================

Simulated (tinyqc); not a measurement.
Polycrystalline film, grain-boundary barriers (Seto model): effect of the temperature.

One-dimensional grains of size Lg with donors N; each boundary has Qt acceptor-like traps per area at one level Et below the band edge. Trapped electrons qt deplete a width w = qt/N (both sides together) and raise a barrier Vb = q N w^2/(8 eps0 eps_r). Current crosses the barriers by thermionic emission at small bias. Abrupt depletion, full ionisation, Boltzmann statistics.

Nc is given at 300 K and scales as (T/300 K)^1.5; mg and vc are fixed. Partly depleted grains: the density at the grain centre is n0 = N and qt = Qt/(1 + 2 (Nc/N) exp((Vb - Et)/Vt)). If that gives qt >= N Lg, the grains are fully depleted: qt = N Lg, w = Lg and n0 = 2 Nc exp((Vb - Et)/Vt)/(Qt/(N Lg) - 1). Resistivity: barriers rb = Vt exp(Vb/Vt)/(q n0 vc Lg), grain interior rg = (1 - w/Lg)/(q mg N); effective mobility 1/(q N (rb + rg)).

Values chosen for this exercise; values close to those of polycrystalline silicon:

================

REQUIRED ACTION:
Exact reproduction is required. Give the lines of the data from its first line through the line containing "Polycrystalline film, grain-boundary", and no others.

TASK OUTPUT:
Simulated (tinyqc); not a measurement.
Polycrystalline film, grain-boundary barriers (Seto model): effect of the temperature.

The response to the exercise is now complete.